GIVEN ENTRIES:
::::::::
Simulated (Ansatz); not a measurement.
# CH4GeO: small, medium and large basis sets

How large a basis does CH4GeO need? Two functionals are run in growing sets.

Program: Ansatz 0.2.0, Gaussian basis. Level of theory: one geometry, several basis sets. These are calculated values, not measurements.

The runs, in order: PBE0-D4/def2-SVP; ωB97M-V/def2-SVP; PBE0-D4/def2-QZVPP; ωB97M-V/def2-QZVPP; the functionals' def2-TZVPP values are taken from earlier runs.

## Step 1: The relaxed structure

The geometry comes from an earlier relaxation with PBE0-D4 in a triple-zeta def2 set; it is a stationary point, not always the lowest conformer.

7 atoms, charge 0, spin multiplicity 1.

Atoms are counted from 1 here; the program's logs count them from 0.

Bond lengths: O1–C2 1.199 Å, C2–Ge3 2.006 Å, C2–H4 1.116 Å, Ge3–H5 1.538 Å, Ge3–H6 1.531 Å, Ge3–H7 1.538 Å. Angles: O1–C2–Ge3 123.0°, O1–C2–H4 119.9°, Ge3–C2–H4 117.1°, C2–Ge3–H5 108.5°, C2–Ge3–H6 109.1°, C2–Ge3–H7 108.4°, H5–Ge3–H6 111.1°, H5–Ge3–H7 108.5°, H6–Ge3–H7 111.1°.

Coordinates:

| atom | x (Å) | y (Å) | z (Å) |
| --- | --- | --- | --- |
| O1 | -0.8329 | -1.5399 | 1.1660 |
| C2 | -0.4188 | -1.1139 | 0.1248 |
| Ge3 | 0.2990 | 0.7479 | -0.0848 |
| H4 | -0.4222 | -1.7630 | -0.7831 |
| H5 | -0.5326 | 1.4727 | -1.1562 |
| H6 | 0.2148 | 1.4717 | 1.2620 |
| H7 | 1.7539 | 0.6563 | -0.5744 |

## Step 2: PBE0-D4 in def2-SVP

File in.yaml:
::::::::

WORK ITEM: From the records above, quote only the lines running from the line with "7 atoms, charge 0, spin multiplicity 1." to the line with "## Step 2: PBE0-D4 in def2-SVP", both lines included.

WRITTEN REPLY:
7 atoms, charge 0, spin multiplicity 1.

Atoms are counted from 1 here; the program's logs count them from 0.

Bond lengths: O1–C2 1.199 Å, C2–Ge3 2.006 Å, C2–H4 1.116 Å, Ge3–H5 1.538 Å, Ge3–H6 1.531 Å, Ge3–H7 1.538 Å. Angles: O1–C2–Ge3 123.0°, O1–C2–H4 119.9°, Ge3–C2–H4 117.1°, C2–Ge3–H5 108.5°, C2–Ge3–H6 109.1°, C2–Ge3–H7 108.4°, H5–Ge3–H6 111.1°, H5–Ge3–H7 108.5°, H6–Ge3–H7 111.1°.

Coordinates:

| atom | x (Å) | y (Å) | z (Å) |
| --- | --- | --- | --- |
| O1 | -0.8329 | -1.5399 | 1.1660 |
| C2 | -0.4188 | -1.1139 | 0.1248 |
| Ge3 | 0.2990 | 0.7479 | -0.0848 |
| H4 | -0.4222 | -1.7630 | -0.7831 |
| H5 | -0.5326 | 1.4727 | -1.1562 |
| H6 | 0.2148 | 1.4717 | 1.2620 |
| H7 | 1.7539 | 0.6563 | -0.5744 |

## Step 2: PBE0-D4 in def2-SVP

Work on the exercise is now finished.